:: Work order ::
Up to and including the line with "Solution. Half the", copy the records below exactly from their first line.

Data listing Start Marker
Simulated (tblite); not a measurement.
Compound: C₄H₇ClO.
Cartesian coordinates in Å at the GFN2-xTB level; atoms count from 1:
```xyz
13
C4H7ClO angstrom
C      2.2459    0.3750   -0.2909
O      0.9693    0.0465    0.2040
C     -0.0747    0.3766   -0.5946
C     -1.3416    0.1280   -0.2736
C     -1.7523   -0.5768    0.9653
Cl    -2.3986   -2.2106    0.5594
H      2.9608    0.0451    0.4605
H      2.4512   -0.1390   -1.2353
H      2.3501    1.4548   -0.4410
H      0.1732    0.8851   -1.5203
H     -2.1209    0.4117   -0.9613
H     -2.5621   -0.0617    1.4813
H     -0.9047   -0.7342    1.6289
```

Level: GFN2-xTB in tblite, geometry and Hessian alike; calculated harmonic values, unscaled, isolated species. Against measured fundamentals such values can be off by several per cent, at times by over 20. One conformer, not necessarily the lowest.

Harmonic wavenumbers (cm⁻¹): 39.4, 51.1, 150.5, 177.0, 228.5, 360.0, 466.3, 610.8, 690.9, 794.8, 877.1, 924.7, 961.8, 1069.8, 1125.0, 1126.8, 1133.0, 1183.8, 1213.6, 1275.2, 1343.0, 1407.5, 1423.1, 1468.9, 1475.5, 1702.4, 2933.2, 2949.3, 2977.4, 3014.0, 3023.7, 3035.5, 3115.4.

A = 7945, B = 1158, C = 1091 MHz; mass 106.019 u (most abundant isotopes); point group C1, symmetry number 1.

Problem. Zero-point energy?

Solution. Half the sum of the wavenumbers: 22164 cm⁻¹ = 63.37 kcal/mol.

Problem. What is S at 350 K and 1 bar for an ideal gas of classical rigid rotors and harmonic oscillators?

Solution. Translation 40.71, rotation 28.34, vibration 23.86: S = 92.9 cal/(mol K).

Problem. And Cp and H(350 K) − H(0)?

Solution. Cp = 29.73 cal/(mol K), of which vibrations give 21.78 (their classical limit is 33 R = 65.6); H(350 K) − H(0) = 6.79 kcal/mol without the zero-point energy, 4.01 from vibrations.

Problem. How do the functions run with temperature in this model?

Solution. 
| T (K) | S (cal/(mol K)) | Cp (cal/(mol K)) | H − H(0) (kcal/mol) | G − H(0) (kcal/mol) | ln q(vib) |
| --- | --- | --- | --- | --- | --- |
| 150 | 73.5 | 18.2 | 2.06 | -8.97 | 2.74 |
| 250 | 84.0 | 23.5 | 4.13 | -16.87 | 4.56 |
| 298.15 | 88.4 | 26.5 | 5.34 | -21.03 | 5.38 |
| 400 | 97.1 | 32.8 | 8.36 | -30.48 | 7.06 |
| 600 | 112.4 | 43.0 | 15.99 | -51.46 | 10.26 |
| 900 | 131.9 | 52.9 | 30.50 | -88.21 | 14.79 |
Data listing End Marker

:: Worked solution ::
Simulated (tblite); not a measurement.
Compound: C₄H₇ClO.
Cartesian coordinates in Å at the GFN2-xTB level; atoms count from 1:
```xyz
13
C4H7ClO angstrom
C      2.2459    0.3750   -0.2909
O      0.9693    0.0465    0.2040
C     -0.0747    0.3766   -0.5946
C     -1.3416    0.1280   -0.2736
C     -1.7523   -0.5768    0.9653
Cl    -2.3986   -2.2106    0.5594
H      2.9608    0.0451    0.4605
H      2.4512   -0.1390   -1.2353
H      2.3501    1.4548   -0.4410
H      0.1732    0.8851   -1.5203
H     -2.1209    0.4117   -0.9613
H     -2.5621   -0.0617    1.4813
H     -0.9047   -0.7342    1.6289
```

Level: GFN2-xTB in tblite, geometry and Hessian alike; calculated harmonic values, unscaled, isolated species. Against measured fundamentals such values can be off by several per cent, at times by over 20. One conformer, not necessarily the lowest.

Harmonic wavenumbers (cm⁻¹): 39.4, 51.1, 150.5, 177.0, 228.5, 360.0, 466.3, 610.8, 690.9, 794.8, 877.1, 924.7, 961.8, 1069.8, 1125.0, 1126.8, 1133.0, 1183.8, 1213.6, 1275.2, 1343.0, 1407.5, 1423.1, 1468.9, 1475.5, 1702.4, 2933.2, 2949.3, 2977.4, 3014.0, 3023.7, 3035.5, 3115.4.

A = 7945, B = 1158, C = 1091 MHz; mass 106.019 u (most abundant isotopes); point group C1, symmetry number 1.

Problem. Zero-point energy?

Solution. Half the sum of the wavenumbers: 22164 cm⁻¹ = 63.37 kcal/mol.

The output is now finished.